Recorded information:
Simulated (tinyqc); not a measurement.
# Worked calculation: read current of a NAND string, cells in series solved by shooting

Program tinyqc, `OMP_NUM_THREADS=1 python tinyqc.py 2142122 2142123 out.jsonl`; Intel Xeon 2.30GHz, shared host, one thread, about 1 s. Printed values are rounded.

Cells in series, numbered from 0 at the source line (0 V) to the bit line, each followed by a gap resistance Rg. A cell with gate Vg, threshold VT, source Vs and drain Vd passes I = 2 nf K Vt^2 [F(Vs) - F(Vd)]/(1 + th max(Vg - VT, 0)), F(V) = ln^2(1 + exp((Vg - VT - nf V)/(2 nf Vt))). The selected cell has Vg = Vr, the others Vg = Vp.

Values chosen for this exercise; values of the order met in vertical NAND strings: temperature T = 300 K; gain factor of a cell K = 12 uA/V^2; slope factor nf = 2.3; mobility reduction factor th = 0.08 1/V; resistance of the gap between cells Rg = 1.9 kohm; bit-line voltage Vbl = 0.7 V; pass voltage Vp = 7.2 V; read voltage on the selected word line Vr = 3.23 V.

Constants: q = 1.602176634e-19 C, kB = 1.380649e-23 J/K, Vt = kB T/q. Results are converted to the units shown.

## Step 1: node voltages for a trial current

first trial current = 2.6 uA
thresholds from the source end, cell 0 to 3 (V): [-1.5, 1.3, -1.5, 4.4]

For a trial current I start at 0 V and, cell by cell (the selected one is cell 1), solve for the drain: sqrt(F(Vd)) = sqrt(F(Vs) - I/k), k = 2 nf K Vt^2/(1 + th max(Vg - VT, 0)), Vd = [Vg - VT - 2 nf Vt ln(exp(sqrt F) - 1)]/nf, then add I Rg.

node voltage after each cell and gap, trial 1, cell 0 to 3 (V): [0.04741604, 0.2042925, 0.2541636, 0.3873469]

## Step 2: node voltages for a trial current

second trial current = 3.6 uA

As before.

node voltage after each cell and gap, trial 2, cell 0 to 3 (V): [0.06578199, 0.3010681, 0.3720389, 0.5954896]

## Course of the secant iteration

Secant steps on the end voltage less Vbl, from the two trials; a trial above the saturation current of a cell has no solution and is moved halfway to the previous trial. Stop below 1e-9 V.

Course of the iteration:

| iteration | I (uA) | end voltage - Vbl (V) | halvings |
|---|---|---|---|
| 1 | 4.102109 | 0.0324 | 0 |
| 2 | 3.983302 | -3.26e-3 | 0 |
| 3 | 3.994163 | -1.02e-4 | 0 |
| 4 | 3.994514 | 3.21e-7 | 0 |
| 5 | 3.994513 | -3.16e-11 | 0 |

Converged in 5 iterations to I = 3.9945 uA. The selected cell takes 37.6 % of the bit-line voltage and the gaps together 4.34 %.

Work request:
Stop at the line containing "values are rounded.". Please print exactly every line before it from the start of the records, plus that line itself, and nothing else.

Task answer:
Simulated (tinyqc); not a measurement.
# Worked calculation: read current of a NAND string, cells in series solved by shooting

Program tinyqc, `OMP_NUM_THREADS=1 python tinyqc.py 2142122 2142123 out.jsonl`; Intel Xeon 2.30GHz, shared host, one thread, about 1 s. Printed values are rounded.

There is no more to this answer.